* Work order: Transcribe the records in full, keeping every word exactly as given.

* Recorded information:
__________
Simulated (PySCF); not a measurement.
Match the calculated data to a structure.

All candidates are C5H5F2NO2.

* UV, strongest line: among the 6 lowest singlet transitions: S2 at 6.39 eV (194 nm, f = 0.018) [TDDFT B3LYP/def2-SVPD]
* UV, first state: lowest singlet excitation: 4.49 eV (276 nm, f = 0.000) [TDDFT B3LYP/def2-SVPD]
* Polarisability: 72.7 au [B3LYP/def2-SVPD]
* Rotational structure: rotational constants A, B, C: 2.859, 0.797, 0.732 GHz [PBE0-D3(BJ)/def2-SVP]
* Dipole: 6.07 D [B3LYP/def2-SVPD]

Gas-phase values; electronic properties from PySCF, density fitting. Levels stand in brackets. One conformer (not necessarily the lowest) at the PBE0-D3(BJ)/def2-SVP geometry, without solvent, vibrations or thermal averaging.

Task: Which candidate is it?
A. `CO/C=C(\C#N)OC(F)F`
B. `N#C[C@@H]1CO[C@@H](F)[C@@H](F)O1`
__________

* Your solution:
Simulated (PySCF); not a measurement.
Match the calculated data to a structure.

All candidates are C5H5F2NO2.

* UV, strongest line: among the 6 lowest singlet transitions: S2 at 6.39 eV (194 nm, f = 0.018) [TDDFT B3LYP/def2-SVPD]
* UV, first state: lowest singlet excitation: 4.49 eV (276 nm, f = 0.000) [TDDFT B3LYP/def2-SVPD]
* Polarisability: 72.7 au [B3LYP/def2-SVPD]
* Rotational structure: rotational constants A, B, C: 2.859, 0.797, 0.732 GHz [PBE0-D3(BJ)/def2-SVP]
* Dipole: 6.07 D [B3LYP/def2-SVPD]

Gas-phase values; electronic properties from PySCF, density fitting. Levels stand in brackets. One conformer (not necessarily the lowest) at the PBE0-D3(BJ)/def2-SVP geometry, without solvent, vibrations or thermal averaging.

Task: Which candidate is it?
A. `CO/C=C(\C#N)OC(F)F`
B. `N#C[C@@H]1CO[C@@H](F)[C@@H](F)O1`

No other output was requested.